> [Required action] Copy the listing below line for line, starting at its first line and ending with the line that has "Program: VASP 6.6.1" in it. Add nothing.

> [Recorded data]
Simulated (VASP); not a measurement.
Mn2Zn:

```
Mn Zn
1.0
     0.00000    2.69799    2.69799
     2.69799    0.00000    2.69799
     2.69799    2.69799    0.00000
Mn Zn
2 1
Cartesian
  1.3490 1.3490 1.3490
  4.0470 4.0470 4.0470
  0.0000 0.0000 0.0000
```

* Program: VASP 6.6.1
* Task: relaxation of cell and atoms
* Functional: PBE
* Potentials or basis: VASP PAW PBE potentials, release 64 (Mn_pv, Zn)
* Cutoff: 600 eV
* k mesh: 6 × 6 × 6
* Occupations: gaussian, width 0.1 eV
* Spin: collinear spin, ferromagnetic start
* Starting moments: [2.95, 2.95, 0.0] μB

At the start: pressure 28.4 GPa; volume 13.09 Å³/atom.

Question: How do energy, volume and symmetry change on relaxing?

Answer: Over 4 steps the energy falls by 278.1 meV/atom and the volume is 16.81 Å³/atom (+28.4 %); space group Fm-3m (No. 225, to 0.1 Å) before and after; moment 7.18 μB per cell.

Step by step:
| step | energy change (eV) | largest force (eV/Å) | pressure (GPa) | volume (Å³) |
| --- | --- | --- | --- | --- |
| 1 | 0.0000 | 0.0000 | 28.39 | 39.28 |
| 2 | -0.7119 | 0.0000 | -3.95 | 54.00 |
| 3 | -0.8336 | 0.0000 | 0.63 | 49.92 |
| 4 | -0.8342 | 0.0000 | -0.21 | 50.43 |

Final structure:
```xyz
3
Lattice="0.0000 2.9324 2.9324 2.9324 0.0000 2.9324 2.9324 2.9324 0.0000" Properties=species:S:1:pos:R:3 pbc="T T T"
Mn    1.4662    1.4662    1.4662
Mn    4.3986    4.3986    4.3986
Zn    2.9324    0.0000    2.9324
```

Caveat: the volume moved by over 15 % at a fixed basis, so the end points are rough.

> [Written reply]
Simulated (VASP); not a measurement.
Mn2Zn:

```
Mn Zn
1.0
     0.00000    2.69799    2.69799
     2.69799    0.00000    2.69799
     2.69799    2.69799    0.00000
Mn Zn
2 1
Cartesian
  1.3490 1.3490 1.3490
  4.0470 4.0470 4.0470
  0.0000 0.0000 0.0000
```

* Program: VASP 6.6.1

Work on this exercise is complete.